> **ACTION ITEM**: Working from the listing below, set down every line exactly.

> **RECORD EXCERPTS**:

-- Opening Marker --

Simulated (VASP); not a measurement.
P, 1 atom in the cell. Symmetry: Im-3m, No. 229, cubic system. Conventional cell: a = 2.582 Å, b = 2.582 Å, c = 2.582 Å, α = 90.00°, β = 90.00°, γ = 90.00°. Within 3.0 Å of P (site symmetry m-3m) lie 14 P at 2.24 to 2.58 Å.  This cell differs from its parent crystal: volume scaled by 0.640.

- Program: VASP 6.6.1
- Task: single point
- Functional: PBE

-- Closing Marker --

> **TASK SOLUTION**:
Simulated (VASP); not a measurement.
P, 1 atom in the cell. Symmetry: Im-3m, No. 229, cubic system. Conventional cell: a = 2.582 Å, b = 2.582 Å, c = 2.582 Å, α = 90.00°, β = 90.00°, γ = 90.00°. Within 3.0 Å of P (site symmetry m-3m) lie 14 P at 2.24 to 2.58 Å.  This cell differs from its parent crystal: volume scaled by 0.640.

- Program: VASP 6.6.1
- Task: single point
- Functional: PBE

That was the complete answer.